Work instruction:
Take the entries below and return them unchanged.

<<<<
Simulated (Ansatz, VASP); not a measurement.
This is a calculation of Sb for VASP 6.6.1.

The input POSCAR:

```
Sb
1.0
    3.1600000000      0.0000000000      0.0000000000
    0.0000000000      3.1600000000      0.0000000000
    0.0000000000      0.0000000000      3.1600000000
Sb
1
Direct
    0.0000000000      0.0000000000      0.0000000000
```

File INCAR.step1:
>>>>

Expected answer:
Simulated (Ansatz, VASP); not a measurement.
This is a calculation of Sb for VASP 6.6.1.

The input POSCAR:

```
Sb
1.0
    3.1600000000      0.0000000000      0.0000000000
    0.0000000000      3.1600000000      0.0000000000
    0.0000000000      0.0000000000      3.1600000000
Sb
1
Direct
    0.0000000000      0.0000000000      0.0000000000
```

File INCAR.step1:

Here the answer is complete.